» **WORK TASK**:
Output must match the data below exactly from its first line through the line that contains "DFT, PBEsol, PAW", with no other line.

» **PROVIDED INFORMATION**:
==================================================
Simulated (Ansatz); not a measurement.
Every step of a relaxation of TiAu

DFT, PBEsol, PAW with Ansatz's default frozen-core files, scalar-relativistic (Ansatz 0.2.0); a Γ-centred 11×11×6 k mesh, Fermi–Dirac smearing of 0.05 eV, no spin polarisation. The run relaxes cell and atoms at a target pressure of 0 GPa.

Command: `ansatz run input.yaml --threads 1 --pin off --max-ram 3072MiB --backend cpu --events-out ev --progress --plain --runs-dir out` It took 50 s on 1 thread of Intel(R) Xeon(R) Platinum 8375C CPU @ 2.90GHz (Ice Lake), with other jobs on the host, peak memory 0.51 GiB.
==================================================

» **WRITTEN REPLY**:
Simulated (Ansatz); not a measurement.
Every step of a relaxation of TiAu

DFT, PBEsol, PAW with Ansatz's default frozen-core files, scalar-relativistic (Ansatz 0.2.0); a Γ-centred 11×11×6 k mesh, Fermi–Dirac smearing of 0.05 eV, no spin polarisation. The run relaxes cell and atoms at a target pressure of 0 GPa.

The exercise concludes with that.